* [Exercise data]
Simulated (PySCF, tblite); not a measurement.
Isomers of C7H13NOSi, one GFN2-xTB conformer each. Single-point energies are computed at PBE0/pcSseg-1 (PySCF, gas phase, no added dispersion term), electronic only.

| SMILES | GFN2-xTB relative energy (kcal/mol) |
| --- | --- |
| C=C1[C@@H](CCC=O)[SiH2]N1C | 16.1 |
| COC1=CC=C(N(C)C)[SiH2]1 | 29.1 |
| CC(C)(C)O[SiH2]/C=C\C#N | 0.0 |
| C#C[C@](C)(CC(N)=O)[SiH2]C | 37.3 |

* [Requirement] Please write out the whole of the material exactly.

* [Task solution]
Simulated (PySCF, tblite); not a measurement.
Isomers of C7H13NOSi, one GFN2-xTB conformer each. Single-point energies are computed at PBE0/pcSseg-1 (PySCF, gas phase, no added dispersion term), electronic only.

| SMILES | GFN2-xTB relative energy (kcal/mol) |
| --- | --- |
| C=C1[C@@H](CCC=O)[SiH2]N1C | 16.1 |
| COC1=CC=C(N(C)C)[SiH2]1 | 29.1 |
| CC(C)(C)O[SiH2]/C=C\C#N | 0.0 |
| C#C[C@](C)(CC(N)=O)[SiH2]C | 37.3 |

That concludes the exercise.